RAW DATA
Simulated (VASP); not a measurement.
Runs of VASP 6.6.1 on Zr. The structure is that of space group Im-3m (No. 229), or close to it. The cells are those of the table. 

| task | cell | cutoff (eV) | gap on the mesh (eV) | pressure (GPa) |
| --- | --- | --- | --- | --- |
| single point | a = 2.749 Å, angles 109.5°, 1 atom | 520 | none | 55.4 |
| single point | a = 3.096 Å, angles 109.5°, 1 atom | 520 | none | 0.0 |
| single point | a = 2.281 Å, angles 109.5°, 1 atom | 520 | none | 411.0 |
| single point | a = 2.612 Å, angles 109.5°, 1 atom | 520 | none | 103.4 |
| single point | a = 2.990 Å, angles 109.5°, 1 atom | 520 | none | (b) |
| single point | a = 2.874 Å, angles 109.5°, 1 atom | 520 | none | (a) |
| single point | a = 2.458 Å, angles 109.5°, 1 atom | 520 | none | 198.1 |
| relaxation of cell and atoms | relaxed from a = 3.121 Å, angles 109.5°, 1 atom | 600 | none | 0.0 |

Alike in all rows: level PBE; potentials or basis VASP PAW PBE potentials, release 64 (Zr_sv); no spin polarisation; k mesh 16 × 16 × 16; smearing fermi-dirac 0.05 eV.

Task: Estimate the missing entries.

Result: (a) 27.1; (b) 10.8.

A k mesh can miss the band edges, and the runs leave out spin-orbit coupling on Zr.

BRIEF
Write out exactly the lines from the beginning of the material above through the line with "Result: (a) 27.1; (b) 10.8.", including both and omitting all others.

WRITTEN SOLUTION
Simulated (VASP); not a measurement.
Runs of VASP 6.6.1 on Zr. The structure is that of space group Im-3m (No. 229), or close to it. The cells are those of the table. 

| task | cell | cutoff (eV) | gap on the mesh (eV) | pressure (GPa) |
| --- | --- | --- | --- | --- |
| single point | a = 2.749 Å, angles 109.5°, 1 atom | 520 | none | 55.4 |
| single point | a = 3.096 Å, angles 109.5°, 1 atom | 520 | none | 0.0 |
| single point | a = 2.281 Å, angles 109.5°, 1 atom | 520 | none | 411.0 |
| single point | a = 2.612 Å, angles 109.5°, 1 atom | 520 | none | 103.4 |
| single point | a = 2.990 Å, angles 109.5°, 1 atom | 520 | none | (b) |
| single point | a = 2.874 Å, angles 109.5°, 1 atom | 520 | none | (a) |
| single point | a = 2.458 Å, angles 109.5°, 1 atom | 520 | none | 198.1 |
| relaxation of cell and atoms | relaxed from a = 3.121 Å, angles 109.5°, 1 atom | 600 | none | 0.0 |

Alike in all rows: level PBE; potentials or basis VASP PAW PBE potentials, release 64 (Zr_sv); no spin polarisation; k mesh 16 × 16 × 16; smearing fermi-dirac 0.05 eV.

Task: Estimate the missing entries.

Result: (a) 27.1; (b) 10.8.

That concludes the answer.